Produce the records below again, word for word, but stop after the line that contains "with the cutoff**".

◆ ◆ ◆ ◆
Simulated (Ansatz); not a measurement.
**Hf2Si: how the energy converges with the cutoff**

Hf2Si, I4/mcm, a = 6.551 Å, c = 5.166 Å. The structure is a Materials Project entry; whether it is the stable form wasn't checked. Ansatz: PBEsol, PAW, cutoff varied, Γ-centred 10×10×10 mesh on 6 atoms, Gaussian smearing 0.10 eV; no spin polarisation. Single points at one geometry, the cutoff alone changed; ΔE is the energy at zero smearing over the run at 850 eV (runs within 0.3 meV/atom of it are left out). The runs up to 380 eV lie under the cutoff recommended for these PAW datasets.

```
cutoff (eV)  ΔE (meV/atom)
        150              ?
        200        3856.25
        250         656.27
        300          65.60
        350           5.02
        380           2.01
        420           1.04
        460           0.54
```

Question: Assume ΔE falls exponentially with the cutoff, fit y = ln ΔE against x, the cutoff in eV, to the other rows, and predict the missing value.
◆ ◆ ◆ ◆

● Result:
Simulated (Ansatz); not a measurement.
**Hf2Si: how the energy converges with the cutoff**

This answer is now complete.